> **WORK ITEM**
In the entries below, find the line with "(In_d, Ga_d, N) |" and print exactly every line from there up to and including the line with "Its results: pressure", with no other lines.

----------
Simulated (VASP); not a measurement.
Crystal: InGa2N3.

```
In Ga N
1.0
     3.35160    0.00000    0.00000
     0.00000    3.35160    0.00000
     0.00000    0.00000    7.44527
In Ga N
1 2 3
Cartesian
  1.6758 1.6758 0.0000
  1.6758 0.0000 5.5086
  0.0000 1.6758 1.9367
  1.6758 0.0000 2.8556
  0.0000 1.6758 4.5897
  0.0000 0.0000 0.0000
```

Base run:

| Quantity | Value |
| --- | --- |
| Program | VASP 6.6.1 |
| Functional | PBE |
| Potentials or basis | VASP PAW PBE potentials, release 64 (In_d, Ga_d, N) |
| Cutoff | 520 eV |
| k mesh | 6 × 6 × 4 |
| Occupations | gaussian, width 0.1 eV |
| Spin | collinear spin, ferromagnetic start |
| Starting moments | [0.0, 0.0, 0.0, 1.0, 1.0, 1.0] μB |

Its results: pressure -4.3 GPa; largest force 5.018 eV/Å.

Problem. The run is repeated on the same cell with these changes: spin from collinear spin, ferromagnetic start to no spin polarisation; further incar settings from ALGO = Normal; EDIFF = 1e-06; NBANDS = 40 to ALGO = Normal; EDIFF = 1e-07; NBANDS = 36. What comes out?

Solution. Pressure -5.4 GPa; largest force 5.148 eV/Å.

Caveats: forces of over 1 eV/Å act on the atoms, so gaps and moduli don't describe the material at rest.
----------

> **WORKED SOLUTION**
| Potentials or basis | VASP PAW PBE potentials, release 64 (In_d, Ga_d, N) |
| Cutoff | 520 eV |
| k mesh | 6 × 6 × 4 |
| Occupations | gaussian, width 0.1 eV |
| Spin | collinear spin, ferromagnetic start |
| Starting moments | [0.0, 0.0, 0.0, 1.0, 1.0, 1.0] μB |

Its results: pressure -4.3 GPa; largest force 5.018 eV/Å.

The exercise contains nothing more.